» Task item: Would you reproduce all of the entries exactly?

**** Excerpted records ****

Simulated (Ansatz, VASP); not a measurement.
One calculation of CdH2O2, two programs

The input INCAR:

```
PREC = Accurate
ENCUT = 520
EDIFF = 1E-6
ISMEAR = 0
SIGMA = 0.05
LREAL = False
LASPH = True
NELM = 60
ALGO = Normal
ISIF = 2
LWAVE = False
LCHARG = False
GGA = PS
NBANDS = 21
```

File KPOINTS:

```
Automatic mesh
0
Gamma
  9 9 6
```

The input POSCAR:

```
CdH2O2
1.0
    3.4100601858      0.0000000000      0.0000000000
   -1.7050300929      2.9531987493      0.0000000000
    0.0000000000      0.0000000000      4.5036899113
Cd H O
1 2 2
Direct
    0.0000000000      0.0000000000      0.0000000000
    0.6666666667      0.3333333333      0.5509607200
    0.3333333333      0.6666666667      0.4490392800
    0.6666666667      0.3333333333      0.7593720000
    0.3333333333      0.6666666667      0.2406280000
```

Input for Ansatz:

****

» Exercise solution:
Simulated (Ansatz, VASP); not a measurement.
One calculation of CdH2O2, two programs

The input INCAR:

```
PREC = Accurate
ENCUT = 520
EDIFF = 1E-6
ISMEAR = 0
SIGMA = 0.05
LREAL = False
LASPH = True
NELM = 60
ALGO = Normal
ISIF = 2
LWAVE = False
LCHARG = False
GGA = PS
NBANDS = 21
```

File KPOINTS:

```
Automatic mesh
0
Gamma
  9 9 6
```

The input POSCAR:

```
CdH2O2
1.0
    3.4100601858      0.0000000000      0.0000000000
   -1.7050300929      2.9531987493      0.0000000000
    0.0000000000      0.0000000000      4.5036899113
Cd H O
1 2 2
Direct
    0.0000000000      0.0000000000      0.0000000000
    0.6666666667      0.3333333333      0.5509607200
    0.3333333333      0.6666666667      0.4490392800
    0.6666666667      0.3333333333      0.7593720000
    0.3333333333      0.6666666667      0.2406280000
```

Input for Ansatz:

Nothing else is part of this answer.